▶ _Brief_
Your reply should consist solely of the lines from the start of the material below through the line containing "### Step 7.", reproduced exactly.

▶ _Records shown_
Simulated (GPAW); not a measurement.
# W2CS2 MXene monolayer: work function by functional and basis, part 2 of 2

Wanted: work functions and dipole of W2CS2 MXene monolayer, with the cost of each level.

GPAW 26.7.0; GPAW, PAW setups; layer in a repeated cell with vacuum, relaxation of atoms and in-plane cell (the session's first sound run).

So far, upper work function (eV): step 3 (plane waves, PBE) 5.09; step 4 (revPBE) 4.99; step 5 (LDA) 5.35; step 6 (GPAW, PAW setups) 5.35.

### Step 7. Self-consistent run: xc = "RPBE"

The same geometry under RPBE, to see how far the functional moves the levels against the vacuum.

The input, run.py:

▶ _Expected answer_
Simulated (GPAW); not a measurement.
# W2CS2 MXene monolayer: work function by functional and basis, part 2 of 2

Wanted: work functions and dipole of W2CS2 MXene monolayer, with the cost of each level.

GPAW 26.7.0; GPAW, PAW setups; layer in a repeated cell with vacuum, relaxation of atoms and in-plane cell (the session's first sound run).

So far, upper work function (eV): step 3 (plane waves, PBE) 5.09; step 4 (revPBE) 4.99; step 5 (LDA) 5.35; step 6 (GPAW, PAW setups) 5.35.

### Step 7. Self-consistent run: xc = "RPBE"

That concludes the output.